**Exercise**
Copy every record below, exactly as written.

*** Dataset extract
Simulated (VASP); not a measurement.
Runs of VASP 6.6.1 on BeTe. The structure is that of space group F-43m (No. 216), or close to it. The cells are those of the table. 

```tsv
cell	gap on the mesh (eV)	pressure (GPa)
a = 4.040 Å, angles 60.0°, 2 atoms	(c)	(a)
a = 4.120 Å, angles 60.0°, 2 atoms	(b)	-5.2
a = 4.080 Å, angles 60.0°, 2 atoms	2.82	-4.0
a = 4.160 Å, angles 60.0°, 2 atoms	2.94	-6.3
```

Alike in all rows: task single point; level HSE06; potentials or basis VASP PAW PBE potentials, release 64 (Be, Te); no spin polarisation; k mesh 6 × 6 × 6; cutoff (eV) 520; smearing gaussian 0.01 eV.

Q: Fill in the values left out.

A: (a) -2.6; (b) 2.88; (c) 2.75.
******

**Exercise output**
Simulated (VASP); not a measurement.
Runs of VASP 6.6.1 on BeTe. The structure is that of space group F-43m (No. 216), or close to it. The cells are those of the table. 

```tsv
cell	gap on the mesh (eV)	pressure (GPa)
a = 4.040 Å, angles 60.0°, 2 atoms	(c)	(a)
a = 4.120 Å, angles 60.0°, 2 atoms	(b)	-5.2
a = 4.080 Å, angles 60.0°, 2 atoms	2.82	-4.0
a = 4.160 Å, angles 60.0°, 2 atoms	2.94	-6.3
```

Alike in all rows: task single point; level HSE06; potentials or basis VASP PAW PBE potentials, release 64 (Be, Te); no spin polarisation; k mesh 6 × 6 × 6; cutoff (eV) 520; smearing gaussian 0.01 eV.

Q: Fill in the values left out.

A: (a) -2.6; (b) 2.88; (c) 2.75.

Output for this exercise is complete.